Supplied records:
- - - -

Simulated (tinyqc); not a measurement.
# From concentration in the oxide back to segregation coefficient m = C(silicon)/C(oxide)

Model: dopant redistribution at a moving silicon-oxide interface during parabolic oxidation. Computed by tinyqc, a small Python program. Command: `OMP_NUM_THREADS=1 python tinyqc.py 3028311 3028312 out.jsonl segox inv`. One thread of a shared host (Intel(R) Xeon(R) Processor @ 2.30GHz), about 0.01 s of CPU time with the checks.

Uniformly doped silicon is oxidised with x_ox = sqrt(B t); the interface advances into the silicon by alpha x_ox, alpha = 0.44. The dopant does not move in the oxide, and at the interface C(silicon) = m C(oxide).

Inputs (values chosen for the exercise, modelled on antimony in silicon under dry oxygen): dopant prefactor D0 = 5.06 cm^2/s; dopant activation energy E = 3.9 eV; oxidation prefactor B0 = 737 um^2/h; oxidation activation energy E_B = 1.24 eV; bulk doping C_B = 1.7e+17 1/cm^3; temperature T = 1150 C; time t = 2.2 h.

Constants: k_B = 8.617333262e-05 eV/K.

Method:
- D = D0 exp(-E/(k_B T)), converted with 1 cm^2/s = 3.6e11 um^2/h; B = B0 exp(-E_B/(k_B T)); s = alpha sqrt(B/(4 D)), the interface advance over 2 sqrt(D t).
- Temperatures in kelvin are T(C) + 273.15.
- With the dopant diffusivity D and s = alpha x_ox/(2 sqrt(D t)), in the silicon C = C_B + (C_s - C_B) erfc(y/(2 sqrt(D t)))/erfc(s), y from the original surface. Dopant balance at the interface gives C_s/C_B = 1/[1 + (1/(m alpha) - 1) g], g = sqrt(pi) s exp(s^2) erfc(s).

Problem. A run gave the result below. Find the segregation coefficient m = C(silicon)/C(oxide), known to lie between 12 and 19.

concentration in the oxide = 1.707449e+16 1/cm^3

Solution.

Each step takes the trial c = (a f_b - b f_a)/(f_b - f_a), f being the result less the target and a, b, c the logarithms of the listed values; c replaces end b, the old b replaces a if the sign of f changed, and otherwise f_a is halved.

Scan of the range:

- - - -

Assignment: Above are some lines. Repeat exactly, and only, those from the line that has "# From concentration" through the line that has "- Temperatures in kelvin are T(C) + 273.15.".

Reply:
# From concentration in the oxide back to segregation coefficient m = C(silicon)/C(oxide)

Model: dopant redistribution at a moving silicon-oxide interface during parabolic oxidation. Computed by tinyqc, a small Python program. Command: `OMP_NUM_THREADS=1 python tinyqc.py 3028311 3028312 out.jsonl segox inv`. One thread of a shared host (Intel(R) Xeon(R) Processor @ 2.30GHz), about 0.01 s of CPU time with the checks.

Uniformly doped silicon is oxidised with x_ox = sqrt(B t); the interface advances into the silicon by alpha x_ox, alpha = 0.44. The dopant does not move in the oxide, and at the interface C(silicon) = m C(oxide).

Inputs (values chosen for the exercise, modelled on antimony in silicon under dry oxygen): dopant prefactor D0 = 5.06 cm^2/s; dopant activation energy E = 3.9 eV; oxidation prefactor B0 = 737 um^2/h; oxidation activation energy E_B = 1.24 eV; bulk doping C_B = 1.7e+17 1/cm^3; temperature T = 1150 C; time t = 2.2 h.

Constants: k_B = 8.617333262e-05 eV/K.

Method:
- D = D0 exp(-E/(k_B T)), converted with 1 cm^2/s = 3.6e11 um^2/h; B = B0 exp(-E_B/(k_B T)); s = alpha sqrt(B/(4 D)), the interface advance over 2 sqrt(D t).
- Temperatures in kelvin are T(C) + 273.15.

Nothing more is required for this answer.